Requirement: Could each entry below be printed again exactly as given?

[[ Data section, beginning ]]

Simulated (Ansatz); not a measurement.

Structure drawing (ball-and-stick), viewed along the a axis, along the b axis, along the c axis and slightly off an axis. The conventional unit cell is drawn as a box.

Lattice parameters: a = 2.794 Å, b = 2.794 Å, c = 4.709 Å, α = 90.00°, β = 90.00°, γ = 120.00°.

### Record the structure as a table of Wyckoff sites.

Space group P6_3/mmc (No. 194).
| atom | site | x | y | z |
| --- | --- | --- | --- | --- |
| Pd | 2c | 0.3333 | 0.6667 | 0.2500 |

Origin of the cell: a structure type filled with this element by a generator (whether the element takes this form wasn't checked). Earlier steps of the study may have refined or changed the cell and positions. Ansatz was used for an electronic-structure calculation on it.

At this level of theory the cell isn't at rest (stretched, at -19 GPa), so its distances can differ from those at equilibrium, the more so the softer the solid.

[[ Data section, end ]]

Task solution:
Simulated (Ansatz); not a measurement.

Structure drawing (ball-and-stick), viewed along the a axis, along the b axis, along the c axis and slightly off an axis. The conventional unit cell is drawn as a box.

Lattice parameters: a = 2.794 Å, b = 2.794 Å, c = 4.709 Å, α = 90.00°, β = 90.00°, γ = 120.00°.

### Record the structure as a table of Wyckoff sites.

Space group P6_3/mmc (No. 194).
| atom | site | x | y | z |
| --- | --- | --- | --- | --- |
| Pd | 2c | 0.3333 | 0.6667 | 0.2500 |

Origin of the cell: a structure type filled with this element by a generator (whether the element takes this form wasn't checked). Earlier steps of the study may have refined or changed the cell and positions. Ansatz was used for an electronic-structure calculation on it.

At this level of theory the cell isn't at rest (stretched, at -19 GPa), so its distances can differ from those at equilibrium, the more so the softer the solid.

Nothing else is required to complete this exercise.